(Beginning of Supplied material)

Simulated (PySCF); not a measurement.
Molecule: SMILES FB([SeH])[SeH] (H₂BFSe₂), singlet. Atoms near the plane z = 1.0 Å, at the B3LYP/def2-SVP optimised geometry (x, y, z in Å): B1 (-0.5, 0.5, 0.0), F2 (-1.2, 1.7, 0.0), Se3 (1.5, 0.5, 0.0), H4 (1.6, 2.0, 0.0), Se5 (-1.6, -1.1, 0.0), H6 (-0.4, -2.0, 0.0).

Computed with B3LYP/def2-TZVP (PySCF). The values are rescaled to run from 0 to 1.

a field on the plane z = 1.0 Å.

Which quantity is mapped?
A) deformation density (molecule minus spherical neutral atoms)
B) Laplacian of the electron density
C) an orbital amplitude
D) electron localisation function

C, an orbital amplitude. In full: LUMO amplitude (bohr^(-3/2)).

(End of Supplied material)

* Work item *
What you give back must match the records word for word.

* Exercise solution *
Simulated (PySCF); not a measurement.
Molecule: SMILES FB([SeH])[SeH] (H₂BFSe₂), singlet. Atoms near the plane z = 1.0 Å, at the B3LYP/def2-SVP optimised geometry (x, y, z in Å): B1 (-0.5, 0.5, 0.0), F2 (-1.2, 1.7, 0.0), Se3 (1.5, 0.5, 0.0), H4 (1.6, 2.0, 0.0), Se5 (-1.6, -1.1, 0.0), H6 (-0.4, -2.0, 0.0).

Computed with B3LYP/def2-TZVP (PySCF). The values are rescaled to run from 0 to 1.

a field on the plane z = 1.0 Å.

Which quantity is mapped?
A) deformation density (molecule minus spherical neutral atoms)
B) Laplacian of the electron density
C) an orbital amplitude
D) electron localisation function

C, an orbital amplitude. In full: LUMO amplitude (bohr^(-3/2)).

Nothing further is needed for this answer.